=== Section Start ===

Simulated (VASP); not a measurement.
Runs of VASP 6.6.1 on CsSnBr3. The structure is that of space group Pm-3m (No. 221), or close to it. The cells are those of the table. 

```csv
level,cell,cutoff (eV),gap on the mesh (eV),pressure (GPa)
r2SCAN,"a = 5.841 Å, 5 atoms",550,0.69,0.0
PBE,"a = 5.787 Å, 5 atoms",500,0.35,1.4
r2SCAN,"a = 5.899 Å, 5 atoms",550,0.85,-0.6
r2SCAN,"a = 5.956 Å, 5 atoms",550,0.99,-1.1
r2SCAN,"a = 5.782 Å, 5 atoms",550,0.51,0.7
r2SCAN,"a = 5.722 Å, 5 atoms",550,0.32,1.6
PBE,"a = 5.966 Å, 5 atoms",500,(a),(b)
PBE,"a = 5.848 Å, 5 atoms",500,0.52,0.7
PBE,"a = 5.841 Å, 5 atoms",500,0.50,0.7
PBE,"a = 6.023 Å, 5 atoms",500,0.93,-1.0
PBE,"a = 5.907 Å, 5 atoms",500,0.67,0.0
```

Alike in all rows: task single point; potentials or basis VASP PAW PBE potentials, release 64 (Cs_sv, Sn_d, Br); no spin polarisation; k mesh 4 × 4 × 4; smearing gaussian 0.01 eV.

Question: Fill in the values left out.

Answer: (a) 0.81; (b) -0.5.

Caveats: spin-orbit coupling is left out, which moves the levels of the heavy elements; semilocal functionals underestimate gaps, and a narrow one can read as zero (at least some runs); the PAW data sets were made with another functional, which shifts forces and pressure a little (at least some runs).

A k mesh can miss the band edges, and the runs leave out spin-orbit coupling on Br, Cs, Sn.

=== Section End ===

Each line of the records above, from the first through the one containing "Answer: (a) 0.81; (b) -0.5.", is to be retyped exactly; no other line belongs.

- **RESPONSE**:
Simulated (VASP); not a measurement.
Runs of VASP 6.6.1 on CsSnBr3. The structure is that of space group Pm-3m (No. 221), or close to it. The cells are those of the table. 

```csv
level,cell,cutoff (eV),gap on the mesh (eV),pressure (GPa)
r2SCAN,"a = 5.841 Å, 5 atoms",550,0.69,0.0
PBE,"a = 5.787 Å, 5 atoms",500,0.35,1.4
r2SCAN,"a = 5.899 Å, 5 atoms",550,0.85,-0.6
r2SCAN,"a = 5.956 Å, 5 atoms",550,0.99,-1.1
r2SCAN,"a = 5.782 Å, 5 atoms",550,0.51,0.7
r2SCAN,"a = 5.722 Å, 5 atoms",550,0.32,1.6
PBE,"a = 5.966 Å, 5 atoms",500,(a),(b)
PBE,"a = 5.848 Å, 5 atoms",500,0.52,0.7
PBE,"a = 5.841 Å, 5 atoms",500,0.50,0.7
PBE,"a = 6.023 Å, 5 atoms",500,0.93,-1.0
PBE,"a = 5.907 Å, 5 atoms",500,0.67,0.0
```

Alike in all rows: task single point; potentials or basis VASP PAW PBE potentials, release 64 (Cs_sv, Sn_d, Br); no spin polarisation; k mesh 4 × 4 × 4; smearing gaussian 0.01 eV.

Question: Fill in the values left out.

Answer: (a) 0.81; (b) -0.5.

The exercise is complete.